▶ _ASSIGNMENT_
Scan the records below for the line containing "Charge 0, spin multiplicity 3." and the line containing "diagnostic at CCSD/def2-TZVPPD?". Copy both, plus every line between, exactly.

-------- PROVIDED INFORMATION --------

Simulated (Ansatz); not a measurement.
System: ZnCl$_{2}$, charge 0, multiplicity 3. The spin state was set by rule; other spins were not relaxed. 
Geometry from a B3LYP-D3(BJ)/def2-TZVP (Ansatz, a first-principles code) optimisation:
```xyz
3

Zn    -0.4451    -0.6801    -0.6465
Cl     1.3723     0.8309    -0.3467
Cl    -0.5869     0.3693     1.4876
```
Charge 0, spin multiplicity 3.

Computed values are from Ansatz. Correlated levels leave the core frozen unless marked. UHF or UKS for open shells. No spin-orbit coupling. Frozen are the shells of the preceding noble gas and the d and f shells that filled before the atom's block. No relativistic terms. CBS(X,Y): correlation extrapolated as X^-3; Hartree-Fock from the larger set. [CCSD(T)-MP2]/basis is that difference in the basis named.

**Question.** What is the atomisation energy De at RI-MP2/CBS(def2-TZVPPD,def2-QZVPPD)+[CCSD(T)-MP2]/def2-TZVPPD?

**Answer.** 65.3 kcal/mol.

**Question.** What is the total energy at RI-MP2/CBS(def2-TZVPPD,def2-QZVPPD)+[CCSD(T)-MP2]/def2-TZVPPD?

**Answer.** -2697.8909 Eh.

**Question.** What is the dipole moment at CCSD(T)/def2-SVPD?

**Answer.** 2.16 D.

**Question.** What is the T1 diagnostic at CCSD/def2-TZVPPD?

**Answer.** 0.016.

--------

▶ _TASK SOLUTION_
Charge 0, spin multiplicity 3.

Computed values are from Ansatz. Correlated levels leave the core frozen unless marked. UHF or UKS for open shells. No spin-orbit coupling. Frozen are the shells of the preceding noble gas and the d and f shells that filled before the atom's block. No relativistic terms. CBS(X,Y): correlation extrapolated as X^-3; Hartree-Fock from the larger set. [CCSD(T)-MP2]/basis is that difference in the basis named.

**Question.** What is the atomisation energy De at RI-MP2/CBS(def2-TZVPPD,def2-QZVPPD)+[CCSD(T)-MP2]/def2-TZVPPD?

**Answer.** 65.3 kcal/mol.

**Question.** What is the total energy at RI-MP2/CBS(def2-TZVPPD,def2-QZVPPD)+[CCSD(T)-MP2]/def2-TZVPPD?

**Answer.** -2697.8909 Eh.

**Question.** What is the dipole moment at CCSD(T)/def2-SVPD?

**Answer.** 2.16 D.

**Question.** What is the T1 diagnostic at CCSD/def2-TZVPPD?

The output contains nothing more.